▶ _Extracted data_:
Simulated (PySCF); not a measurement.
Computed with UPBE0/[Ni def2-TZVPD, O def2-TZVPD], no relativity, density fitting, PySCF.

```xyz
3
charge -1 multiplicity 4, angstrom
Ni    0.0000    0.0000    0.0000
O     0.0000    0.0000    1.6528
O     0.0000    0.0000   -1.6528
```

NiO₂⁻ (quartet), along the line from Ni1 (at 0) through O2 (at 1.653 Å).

▶ _Action item_: Copy every line above once more, precisely as it reads.

▶ _Task response_:
Simulated (PySCF); not a measurement.
Computed with UPBE0/[Ni def2-TZVPD, O def2-TZVPD], no relativity, density fitting, PySCF.

```xyz
3
charge -1 multiplicity 4, angstrom
Ni    0.0000    0.0000    0.0000
O     0.0000    0.0000    1.6528
O     0.0000    0.0000   -1.6528
```

NiO₂⁻ (quartet), along the line from Ni1 (at 0) through O2 (at 1.653 Å).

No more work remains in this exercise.